******

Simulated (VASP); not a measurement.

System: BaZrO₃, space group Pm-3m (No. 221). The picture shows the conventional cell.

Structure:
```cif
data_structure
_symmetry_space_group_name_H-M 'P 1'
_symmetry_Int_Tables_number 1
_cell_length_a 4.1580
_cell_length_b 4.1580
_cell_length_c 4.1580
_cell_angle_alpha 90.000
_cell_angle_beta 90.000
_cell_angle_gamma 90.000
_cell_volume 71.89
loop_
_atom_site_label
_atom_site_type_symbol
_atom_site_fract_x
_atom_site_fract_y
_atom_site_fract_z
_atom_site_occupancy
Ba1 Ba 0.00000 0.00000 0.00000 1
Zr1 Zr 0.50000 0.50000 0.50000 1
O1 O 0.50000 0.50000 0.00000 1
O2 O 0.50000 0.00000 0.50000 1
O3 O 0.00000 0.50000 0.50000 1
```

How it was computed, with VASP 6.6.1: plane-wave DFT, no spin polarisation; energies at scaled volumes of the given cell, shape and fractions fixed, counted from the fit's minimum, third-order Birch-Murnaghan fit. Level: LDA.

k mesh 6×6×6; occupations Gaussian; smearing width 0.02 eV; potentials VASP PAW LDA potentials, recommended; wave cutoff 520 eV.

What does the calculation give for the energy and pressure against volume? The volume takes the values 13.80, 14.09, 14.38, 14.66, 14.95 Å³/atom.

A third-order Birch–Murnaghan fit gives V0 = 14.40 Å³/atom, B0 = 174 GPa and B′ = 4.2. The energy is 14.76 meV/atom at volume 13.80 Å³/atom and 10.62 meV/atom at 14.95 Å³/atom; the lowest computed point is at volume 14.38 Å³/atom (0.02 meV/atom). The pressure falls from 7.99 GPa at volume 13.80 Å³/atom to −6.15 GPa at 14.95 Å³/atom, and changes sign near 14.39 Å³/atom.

******

Exactly as written, reproduce the lines of the data above from the first line through the line where "What does the" appears.

Simulated (VASP); not a measurement.

System: BaZrO₃, space group Pm-3m (No. 221). The picture shows the conventional cell.

Structure:
```cif
data_structure
_symmetry_space_group_name_H-M 'P 1'
_symmetry_Int_Tables_number 1
_cell_length_a 4.1580
_cell_length_b 4.1580
_cell_length_c 4.1580
_cell_angle_alpha 90.000
_cell_angle_beta 90.000
_cell_angle_gamma 90.000
_cell_volume 71.89
loop_
_atom_site_label
_atom_site_type_symbol
_atom_site_fract_x
_atom_site_fract_y
_atom_site_fract_z
_atom_site_occupancy
Ba1 Ba 0.00000 0.00000 0.00000 1
Zr1 Zr 0.50000 0.50000 0.50000 1
O1 O 0.50000 0.50000 0.00000 1
O2 O 0.50000 0.00000 0.50000 1
O3 O 0.00000 0.50000 0.50000 1
```

How it was computed, with VASP 6.6.1: plane-wave DFT, no spin polarisation; energies at scaled volumes of the given cell, shape and fractions fixed, counted from the fit's minimum, third-order Birch-Murnaghan fit. Level: LDA.

k mesh 6×6×6; occupations Gaussian; smearing width 0.02 eV; potentials VASP PAW LDA potentials, recommended; wave cutoff 520 eV.

What does the calculation give for the energy and pressure against volume? The volume takes the values 13.80, 14.09, 14.38, 14.66, 14.95 Å³/atom.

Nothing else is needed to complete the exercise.